= Beginning of Section =
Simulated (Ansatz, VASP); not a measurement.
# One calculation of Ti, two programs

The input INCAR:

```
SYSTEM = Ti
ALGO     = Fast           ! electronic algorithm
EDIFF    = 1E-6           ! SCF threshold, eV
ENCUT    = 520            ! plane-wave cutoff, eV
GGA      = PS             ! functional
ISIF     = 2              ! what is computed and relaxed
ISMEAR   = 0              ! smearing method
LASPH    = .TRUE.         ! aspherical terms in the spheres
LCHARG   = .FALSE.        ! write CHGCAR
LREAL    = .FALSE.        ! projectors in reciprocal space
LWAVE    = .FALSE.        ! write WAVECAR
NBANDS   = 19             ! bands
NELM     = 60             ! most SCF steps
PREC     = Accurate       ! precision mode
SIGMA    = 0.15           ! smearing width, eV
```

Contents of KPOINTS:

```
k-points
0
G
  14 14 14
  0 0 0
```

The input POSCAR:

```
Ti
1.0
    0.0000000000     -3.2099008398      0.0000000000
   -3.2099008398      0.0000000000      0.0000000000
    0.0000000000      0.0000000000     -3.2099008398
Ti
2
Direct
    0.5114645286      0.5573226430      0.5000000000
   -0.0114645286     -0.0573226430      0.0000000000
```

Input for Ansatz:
= End of Section =

■ BRIEF ■
Please output every record, keeping each line exact.

■ EXERCISE RESPONSE ■
Simulated (Ansatz, VASP); not a measurement.
# One calculation of Ti, two programs

The input INCAR:

```
SYSTEM = Ti
ALGO     = Fast           ! electronic algorithm
EDIFF    = 1E-6           ! SCF threshold, eV
ENCUT    = 520            ! plane-wave cutoff, eV
GGA      = PS             ! functional
ISIF     = 2              ! what is computed and relaxed
ISMEAR   = 0              ! smearing method
LASPH    = .TRUE.         ! aspherical terms in the spheres
LCHARG   = .FALSE.        ! write CHGCAR
LREAL    = .FALSE.        ! projectors in reciprocal space
LWAVE    = .FALSE.        ! write WAVECAR
NBANDS   = 19             ! bands
NELM     = 60             ! most SCF steps
PREC     = Accurate       ! precision mode
SIGMA    = 0.15           ! smearing width, eV
```

Contents of KPOINTS:

```
k-points
0
G
  14 14 14
  0 0 0
```

The input POSCAR:

```
Ti
1.0
    0.0000000000     -3.2099008398      0.0000000000
   -3.2099008398      0.0000000000      0.0000000000
    0.0000000000      0.0000000000     -3.2099008398
Ti
2
Direct
    0.5114645286      0.5573226430      0.5000000000
   -0.0114645286     -0.0573226430      0.0000000000
```

Input for Ansatz:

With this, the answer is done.